------------------------------

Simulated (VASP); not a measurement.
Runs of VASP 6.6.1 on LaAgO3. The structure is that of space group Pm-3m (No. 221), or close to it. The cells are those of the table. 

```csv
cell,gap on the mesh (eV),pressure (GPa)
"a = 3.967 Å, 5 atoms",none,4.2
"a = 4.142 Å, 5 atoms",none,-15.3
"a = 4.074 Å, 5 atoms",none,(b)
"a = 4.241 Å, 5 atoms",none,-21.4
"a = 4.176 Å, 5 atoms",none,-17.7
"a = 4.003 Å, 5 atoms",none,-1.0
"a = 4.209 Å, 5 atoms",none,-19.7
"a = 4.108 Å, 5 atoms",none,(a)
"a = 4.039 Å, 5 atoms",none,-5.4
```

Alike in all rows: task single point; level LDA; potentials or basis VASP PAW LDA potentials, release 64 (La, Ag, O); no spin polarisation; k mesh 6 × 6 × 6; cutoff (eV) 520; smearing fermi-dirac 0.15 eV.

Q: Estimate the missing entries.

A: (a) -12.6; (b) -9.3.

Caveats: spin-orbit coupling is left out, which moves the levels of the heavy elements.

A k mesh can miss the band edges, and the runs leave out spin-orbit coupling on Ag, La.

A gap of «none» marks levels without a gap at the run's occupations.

------------------------------

Work request: Output the listing verbatim through the "Q: Estimate the missing entries." line.

Answer section:
Simulated (VASP); not a measurement.
Runs of VASP 6.6.1 on LaAgO3. The structure is that of space group Pm-3m (No. 221), or close to it. The cells are those of the table. 

```csv
cell,gap on the mesh (eV),pressure (GPa)
"a = 3.967 Å, 5 atoms",none,4.2
"a = 4.142 Å, 5 atoms",none,-15.3
"a = 4.074 Å, 5 atoms",none,(b)
"a = 4.241 Å, 5 atoms",none,-21.4
"a = 4.176 Å, 5 atoms",none,-17.7
"a = 4.003 Å, 5 atoms",none,-1.0
"a = 4.209 Å, 5 atoms",none,-19.7
"a = 4.108 Å, 5 atoms",none,(a)
"a = 4.039 Å, 5 atoms",none,-5.4
```

Alike in all rows: task single point; level LDA; potentials or basis VASP PAW LDA potentials, release 64 (La, Ag, O); no spin polarisation; k mesh 6 × 6 × 6; cutoff (eV) 520; smearing fermi-dirac 0.15 eV.

Q: Estimate the missing entries.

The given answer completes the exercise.